What do the lines say from the start of the entries through the one containing "What comes out?"? Repeat them exactly.

[Data extracts]

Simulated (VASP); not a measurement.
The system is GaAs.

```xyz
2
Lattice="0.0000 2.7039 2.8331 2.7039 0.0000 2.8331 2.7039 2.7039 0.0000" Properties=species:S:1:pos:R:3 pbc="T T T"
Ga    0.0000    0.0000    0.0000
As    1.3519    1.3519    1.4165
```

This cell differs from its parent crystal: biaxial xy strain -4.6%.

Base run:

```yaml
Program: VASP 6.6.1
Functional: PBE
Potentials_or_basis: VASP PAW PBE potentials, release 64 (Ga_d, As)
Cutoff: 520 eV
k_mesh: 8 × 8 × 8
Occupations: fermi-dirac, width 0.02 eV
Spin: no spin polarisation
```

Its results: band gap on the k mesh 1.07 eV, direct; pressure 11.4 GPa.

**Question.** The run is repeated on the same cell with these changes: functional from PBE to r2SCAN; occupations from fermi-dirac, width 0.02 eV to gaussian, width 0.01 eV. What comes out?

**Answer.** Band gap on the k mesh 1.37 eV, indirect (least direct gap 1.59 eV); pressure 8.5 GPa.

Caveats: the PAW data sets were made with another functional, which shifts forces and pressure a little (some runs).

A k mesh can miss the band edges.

[/Data extracts]

Exercise output:
Simulated (VASP); not a measurement.
The system is GaAs.

```xyz
2
Lattice="0.0000 2.7039 2.8331 2.7039 0.0000 2.8331 2.7039 2.7039 0.0000" Properties=species:S:1:pos:R:3 pbc="T T T"
Ga    0.0000    0.0000    0.0000
As    1.3519    1.3519    1.4165
```

This cell differs from its parent crystal: biaxial xy strain -4.6%.

Base run:

```yaml
Program: VASP 6.6.1
Functional: PBE
Potentials_or_basis: VASP PAW PBE potentials, release 64 (Ga_d, As)
Cutoff: 520 eV
k_mesh: 8 × 8 × 8
Occupations: fermi-dirac, width 0.02 eV
Spin: no spin polarisation
```

Its results: band gap on the k mesh 1.07 eV, direct; pressure 11.4 GPa.

**Question.** The run is repeated on the same cell with these changes: functional from PBE to r2SCAN; occupations from fermi-dirac, width 0.02 eV to gaussian, width 0.01 eV. What comes out?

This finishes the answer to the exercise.